### Data section
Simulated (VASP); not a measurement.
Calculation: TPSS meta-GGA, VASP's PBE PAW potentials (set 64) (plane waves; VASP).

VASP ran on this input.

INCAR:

### Assignment
Write the records above out again, exactly as they are.

### Your response
Simulated (VASP); not a measurement.
Calculation: TPSS meta-GGA, VASP's PBE PAW potentials (set 64) (plane waves; VASP).

VASP ran on this input.

INCAR:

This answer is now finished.